> Data for analysis:
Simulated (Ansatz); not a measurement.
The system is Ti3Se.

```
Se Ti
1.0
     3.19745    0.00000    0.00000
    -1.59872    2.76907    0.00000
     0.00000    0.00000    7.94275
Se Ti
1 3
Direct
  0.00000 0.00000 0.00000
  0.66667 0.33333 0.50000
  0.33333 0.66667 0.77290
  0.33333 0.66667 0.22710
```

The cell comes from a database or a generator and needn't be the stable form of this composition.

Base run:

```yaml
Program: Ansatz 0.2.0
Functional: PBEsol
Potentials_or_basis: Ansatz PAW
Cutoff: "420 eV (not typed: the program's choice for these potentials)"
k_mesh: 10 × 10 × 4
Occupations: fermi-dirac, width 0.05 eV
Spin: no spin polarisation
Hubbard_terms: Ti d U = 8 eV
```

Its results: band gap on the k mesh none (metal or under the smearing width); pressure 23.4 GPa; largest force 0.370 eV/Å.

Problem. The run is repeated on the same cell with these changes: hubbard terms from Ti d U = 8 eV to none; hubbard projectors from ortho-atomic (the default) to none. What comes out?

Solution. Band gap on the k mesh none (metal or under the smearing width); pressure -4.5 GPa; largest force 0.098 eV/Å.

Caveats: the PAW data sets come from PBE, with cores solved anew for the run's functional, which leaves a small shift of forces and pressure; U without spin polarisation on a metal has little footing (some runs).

> Brief: Restate the material word for word.

> Task answer:
Simulated (Ansatz); not a measurement.
The system is Ti3Se.

```
Se Ti
1.0
     3.19745    0.00000    0.00000
    -1.59872    2.76907    0.00000
     0.00000    0.00000    7.94275
Se Ti
1 3
Direct
  0.00000 0.00000 0.00000
  0.66667 0.33333 0.50000
  0.33333 0.66667 0.77290
  0.33333 0.66667 0.22710
```

The cell comes from a database or a generator and needn't be the stable form of this composition.

Base run:

```yaml
Program: Ansatz 0.2.0
Functional: PBEsol
Potentials_or_basis: Ansatz PAW
Cutoff: "420 eV (not typed: the program's choice for these potentials)"
k_mesh: 10 × 10 × 4
Occupations: fermi-dirac, width 0.05 eV
Spin: no spin polarisation
Hubbard_terms: Ti d U = 8 eV
```

Its results: band gap on the k mesh none (metal or under the smearing width); pressure 23.4 GPa; largest force 0.370 eV/Å.

Problem. The run is repeated on the same cell with these changes: hubbard terms from Ti d U = 8 eV to none; hubbard projectors from ortho-atomic (the default) to none. What comes out?

Solution. Band gap on the k mesh none (metal or under the smearing width); pressure -4.5 GPa; largest force 0.098 eV/Å.

Caveats: the PAW data sets come from PBE, with cores solved anew for the run's functional, which leaves a small shift of forces and pressure; U without spin polarisation on a metal has little footing (some runs).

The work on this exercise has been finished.